**Task item:**
Write out, unaltered, each line from the top of the records below down to the line where "and atoms |" appears, that line included.

──────── Entries provided ────────

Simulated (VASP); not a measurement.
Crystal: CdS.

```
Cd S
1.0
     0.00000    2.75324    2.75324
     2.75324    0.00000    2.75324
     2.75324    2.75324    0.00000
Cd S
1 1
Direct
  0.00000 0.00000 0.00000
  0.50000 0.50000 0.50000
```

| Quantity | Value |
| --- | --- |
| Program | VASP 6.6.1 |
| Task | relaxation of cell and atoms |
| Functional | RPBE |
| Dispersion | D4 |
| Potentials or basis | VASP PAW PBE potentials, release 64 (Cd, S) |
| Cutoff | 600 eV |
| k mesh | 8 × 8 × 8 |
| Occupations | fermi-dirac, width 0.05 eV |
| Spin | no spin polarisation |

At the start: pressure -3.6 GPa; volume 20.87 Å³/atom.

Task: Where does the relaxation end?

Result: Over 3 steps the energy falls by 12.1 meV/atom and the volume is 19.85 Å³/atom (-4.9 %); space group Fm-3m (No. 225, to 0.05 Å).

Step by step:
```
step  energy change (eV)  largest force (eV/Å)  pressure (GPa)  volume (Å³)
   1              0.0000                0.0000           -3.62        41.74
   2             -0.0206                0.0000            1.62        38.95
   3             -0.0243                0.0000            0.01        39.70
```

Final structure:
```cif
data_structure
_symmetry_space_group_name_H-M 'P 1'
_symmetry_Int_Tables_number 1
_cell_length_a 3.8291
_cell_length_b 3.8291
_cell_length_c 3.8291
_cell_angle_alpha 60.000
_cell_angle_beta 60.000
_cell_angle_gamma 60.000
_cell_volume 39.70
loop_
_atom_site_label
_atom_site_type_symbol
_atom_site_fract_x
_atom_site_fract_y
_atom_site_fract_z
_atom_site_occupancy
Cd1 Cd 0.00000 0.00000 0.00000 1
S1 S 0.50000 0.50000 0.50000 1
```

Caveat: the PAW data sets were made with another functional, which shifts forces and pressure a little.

────────

**Worked solution:**
Simulated (VASP); not a measurement.
Crystal: CdS.

```
Cd S
1.0
     0.00000    2.75324    2.75324
     2.75324    0.00000    2.75324
     2.75324    2.75324    0.00000
Cd S
1 1
Direct
  0.00000 0.00000 0.00000
  0.50000 0.50000 0.50000
```

| Quantity | Value |
| --- | --- |
| Program | VASP 6.6.1 |
| Task | relaxation of cell and atoms |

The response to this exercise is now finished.